Please copy out the entries until you have copied the line that contains "1.408 | 0.049 |", beginning with the first line.

-.-.-

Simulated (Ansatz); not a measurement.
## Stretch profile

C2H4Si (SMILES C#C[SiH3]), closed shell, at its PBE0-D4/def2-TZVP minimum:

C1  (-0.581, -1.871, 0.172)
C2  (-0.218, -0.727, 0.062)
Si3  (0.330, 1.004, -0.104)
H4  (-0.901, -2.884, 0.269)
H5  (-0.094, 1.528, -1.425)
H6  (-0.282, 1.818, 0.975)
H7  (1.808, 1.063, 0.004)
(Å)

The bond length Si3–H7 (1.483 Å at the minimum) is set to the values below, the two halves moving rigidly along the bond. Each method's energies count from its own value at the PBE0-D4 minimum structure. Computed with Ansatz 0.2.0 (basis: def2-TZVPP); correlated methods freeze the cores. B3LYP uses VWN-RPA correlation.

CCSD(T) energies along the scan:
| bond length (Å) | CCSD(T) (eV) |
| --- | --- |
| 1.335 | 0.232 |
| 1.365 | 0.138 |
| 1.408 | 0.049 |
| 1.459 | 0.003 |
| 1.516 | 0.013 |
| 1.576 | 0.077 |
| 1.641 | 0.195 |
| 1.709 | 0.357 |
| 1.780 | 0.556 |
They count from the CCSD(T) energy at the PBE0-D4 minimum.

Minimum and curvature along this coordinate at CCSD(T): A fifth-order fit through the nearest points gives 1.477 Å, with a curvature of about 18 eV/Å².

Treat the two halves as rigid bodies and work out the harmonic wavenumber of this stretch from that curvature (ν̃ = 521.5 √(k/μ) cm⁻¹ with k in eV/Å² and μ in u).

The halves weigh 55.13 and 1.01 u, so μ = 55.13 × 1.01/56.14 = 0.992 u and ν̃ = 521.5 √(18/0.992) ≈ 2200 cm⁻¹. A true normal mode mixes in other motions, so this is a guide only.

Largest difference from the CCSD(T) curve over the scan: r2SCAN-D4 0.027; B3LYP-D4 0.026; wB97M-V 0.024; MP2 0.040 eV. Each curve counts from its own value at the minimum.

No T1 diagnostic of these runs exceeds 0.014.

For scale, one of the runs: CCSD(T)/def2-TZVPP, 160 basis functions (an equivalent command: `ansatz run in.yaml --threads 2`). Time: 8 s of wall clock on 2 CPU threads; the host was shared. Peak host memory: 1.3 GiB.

-.-.-

#### Exercise result:
Simulated (Ansatz); not a measurement.
## Stretch profile

C2H4Si (SMILES C#C[SiH3]), closed shell, at its PBE0-D4/def2-TZVP minimum:

C1  (-0.581, -1.871, 0.172)
C2  (-0.218, -0.727, 0.062)
Si3  (0.330, 1.004, -0.104)
H4  (-0.901, -2.884, 0.269)
H5  (-0.094, 1.528, -1.425)
H6  (-0.282, 1.818, 0.975)
H7  (1.808, 1.063, 0.004)
(Å)

The bond length Si3–H7 (1.483 Å at the minimum) is set to the values below, the two halves moving rigidly along the bond. Each method's energies count from its own value at the PBE0-D4 minimum structure. Computed with Ansatz 0.2.0 (basis: def2-TZVPP); correlated methods freeze the cores. B3LYP uses VWN-RPA correlation.

CCSD(T) energies along the scan:
| bond length (Å) | CCSD(T) (eV) |
| --- | --- |
| 1.335 | 0.232 |
| 1.365 | 0.138 |
| 1.408 | 0.049 |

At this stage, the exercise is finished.